(WORK INSTRUCTION)
An exact copy of every record is the required answer.

(RECORDED DATA)
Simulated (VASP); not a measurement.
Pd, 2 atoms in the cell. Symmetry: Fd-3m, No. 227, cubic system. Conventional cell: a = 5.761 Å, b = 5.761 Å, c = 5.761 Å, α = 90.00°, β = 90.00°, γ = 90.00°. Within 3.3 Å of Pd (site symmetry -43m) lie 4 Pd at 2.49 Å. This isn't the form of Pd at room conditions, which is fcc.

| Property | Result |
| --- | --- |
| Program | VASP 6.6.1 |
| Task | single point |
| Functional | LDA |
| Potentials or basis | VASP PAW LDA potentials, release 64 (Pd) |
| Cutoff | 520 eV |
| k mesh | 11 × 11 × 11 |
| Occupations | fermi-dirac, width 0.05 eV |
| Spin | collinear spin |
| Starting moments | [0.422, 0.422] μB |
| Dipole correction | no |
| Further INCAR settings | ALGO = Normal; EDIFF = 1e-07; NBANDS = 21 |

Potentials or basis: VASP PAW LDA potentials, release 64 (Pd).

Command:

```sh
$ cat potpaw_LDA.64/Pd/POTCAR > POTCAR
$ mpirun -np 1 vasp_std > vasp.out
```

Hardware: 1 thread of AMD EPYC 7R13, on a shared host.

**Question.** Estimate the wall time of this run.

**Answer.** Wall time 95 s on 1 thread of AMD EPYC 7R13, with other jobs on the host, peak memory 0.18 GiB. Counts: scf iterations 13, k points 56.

(EXERCISE SOLUTION)
Simulated (VASP); not a measurement.
Pd, 2 atoms in the cell. Symmetry: Fd-3m, No. 227, cubic system. Conventional cell: a = 5.761 Å, b = 5.761 Å, c = 5.761 Å, α = 90.00°, β = 90.00°, γ = 90.00°. Within 3.3 Å of Pd (site symmetry -43m) lie 4 Pd at 2.49 Å. This isn't the form of Pd at room conditions, which is fcc.

| Property | Result |
| --- | --- |
| Program | VASP 6.6.1 |
| Task | single point |
| Functional | LDA |
| Potentials or basis | VASP PAW LDA potentials, release 64 (Pd) |
| Cutoff | 520 eV |
| k mesh | 11 × 11 × 11 |
| Occupations | fermi-dirac, width 0.05 eV |
| Spin | collinear spin |
| Starting moments | [0.422, 0.422] μB |
| Dipole correction | no |
| Further INCAR settings | ALGO = Normal; EDIFF = 1e-07; NBANDS = 21 |

Potentials or basis: VASP PAW LDA potentials, release 64 (Pd).

Command:

```sh
$ cat potpaw_LDA.64/Pd/POTCAR > POTCAR
$ mpirun -np 1 vasp_std > vasp.out
```

Hardware: 1 thread of AMD EPYC 7R13, on a shared host.

**Question.** Estimate the wall time of this run.

**Answer.** Wall time 95 s on 1 thread of AMD EPYC 7R13, with other jobs on the host, peak memory 0.18 GiB. Counts: scf iterations 13, k points 56.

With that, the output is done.